▬▬▬▬▬▬▬▬▬▬

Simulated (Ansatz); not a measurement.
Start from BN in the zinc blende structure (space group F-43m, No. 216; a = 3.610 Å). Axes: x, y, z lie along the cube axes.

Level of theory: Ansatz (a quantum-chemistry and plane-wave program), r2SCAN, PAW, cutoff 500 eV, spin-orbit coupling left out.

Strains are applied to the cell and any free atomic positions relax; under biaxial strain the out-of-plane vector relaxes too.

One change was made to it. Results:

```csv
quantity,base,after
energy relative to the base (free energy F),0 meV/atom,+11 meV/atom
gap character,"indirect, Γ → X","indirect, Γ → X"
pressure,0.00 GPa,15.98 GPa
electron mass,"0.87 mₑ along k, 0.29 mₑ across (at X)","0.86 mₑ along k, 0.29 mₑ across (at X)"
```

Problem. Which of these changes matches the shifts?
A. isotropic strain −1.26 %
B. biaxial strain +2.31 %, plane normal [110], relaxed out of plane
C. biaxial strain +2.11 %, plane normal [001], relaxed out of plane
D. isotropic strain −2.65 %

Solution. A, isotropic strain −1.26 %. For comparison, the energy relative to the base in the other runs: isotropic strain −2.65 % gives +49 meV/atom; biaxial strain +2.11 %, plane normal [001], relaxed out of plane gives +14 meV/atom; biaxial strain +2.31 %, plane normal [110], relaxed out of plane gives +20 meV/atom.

▬▬▬▬▬▬▬▬▬▬

> REQUIREMENT:
Every line from the first through the one containing "Problem. Which of" in the listing above must be given again exactly, with nothing else alongside.

> WRITTEN REPLY:
Simulated (Ansatz); not a measurement.
Start from BN in the zinc blende structure (space group F-43m, No. 216; a = 3.610 Å). Axes: x, y, z lie along the cube axes.

Level of theory: Ansatz (a quantum-chemistry and plane-wave program), r2SCAN, PAW, cutoff 500 eV, spin-orbit coupling left out.

Strains are applied to the cell and any free atomic positions relax; under biaxial strain the out-of-plane vector relaxes too.

One change was made to it. Results:

```csv
quantity,base,after
energy relative to the base (free energy F),0 meV/atom,+11 meV/atom
gap character,"indirect, Γ → X","indirect, Γ → X"
pressure,0.00 GPa,15.98 GPa
electron mass,"0.87 mₑ along k, 0.29 mₑ across (at X)","0.86 mₑ along k, 0.29 mₑ across (at X)"
```

Problem. Which of these changes matches the shifts?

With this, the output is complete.